- **Activity**
Transcribe the entries below exactly as they appear.

- **Information supplied**
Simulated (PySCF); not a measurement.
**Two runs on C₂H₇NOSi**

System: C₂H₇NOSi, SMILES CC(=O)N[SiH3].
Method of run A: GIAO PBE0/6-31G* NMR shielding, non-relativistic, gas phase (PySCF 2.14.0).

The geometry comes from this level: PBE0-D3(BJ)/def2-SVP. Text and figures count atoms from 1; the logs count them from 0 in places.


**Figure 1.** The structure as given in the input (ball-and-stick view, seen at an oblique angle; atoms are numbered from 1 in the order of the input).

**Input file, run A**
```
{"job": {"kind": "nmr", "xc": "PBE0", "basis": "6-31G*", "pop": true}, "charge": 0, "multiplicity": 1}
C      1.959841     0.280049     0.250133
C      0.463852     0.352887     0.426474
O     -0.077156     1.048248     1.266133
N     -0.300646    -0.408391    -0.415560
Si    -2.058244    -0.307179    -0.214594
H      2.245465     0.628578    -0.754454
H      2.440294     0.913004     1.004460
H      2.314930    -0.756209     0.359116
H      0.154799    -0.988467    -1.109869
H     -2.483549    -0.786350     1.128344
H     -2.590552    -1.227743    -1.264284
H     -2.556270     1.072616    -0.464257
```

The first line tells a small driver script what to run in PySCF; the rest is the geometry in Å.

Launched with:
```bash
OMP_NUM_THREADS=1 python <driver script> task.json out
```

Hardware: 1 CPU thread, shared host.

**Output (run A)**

- **Answer box**
Simulated (PySCF); not a measurement.
**Two runs on C₂H₇NOSi**

System: C₂H₇NOSi, SMILES CC(=O)N[SiH3].
Method of run A: GIAO PBE0/6-31G* NMR shielding, non-relativistic, gas phase (PySCF 2.14.0).

The geometry comes from this level: PBE0-D3(BJ)/def2-SVP. Text and figures count atoms from 1; the logs count them from 0 in places.


**Figure 1.** The structure as given in the input (ball-and-stick view, seen at an oblique angle; atoms are numbered from 1 in the order of the input).

**Input file, run A**
```
{"job": {"kind": "nmr", "xc": "PBE0", "basis": "6-31G*", "pop": true}, "charge": 0, "multiplicity": 1}
C      1.959841     0.280049     0.250133
C      0.463852     0.352887     0.426474
O     -0.077156     1.048248     1.266133
N     -0.300646    -0.408391    -0.415560
Si    -2.058244    -0.307179    -0.214594
H      2.245465     0.628578    -0.754454
H      2.440294     0.913004     1.004460
H      2.314930    -0.756209     0.359116
H      0.154799    -0.988467    -1.109869
H     -2.483549    -0.786350     1.128344
H     -2.590552    -1.227743    -1.264284
H     -2.556270     1.072616    -0.464257
```

The first line tells a small driver script what to run in PySCF; the rest is the geometry in Å.

Launched with:
```bash
OMP_NUM_THREADS=1 python <driver script> task.json out
```

Hardware: 1 CPU thread, shared host.

**Output (run A)**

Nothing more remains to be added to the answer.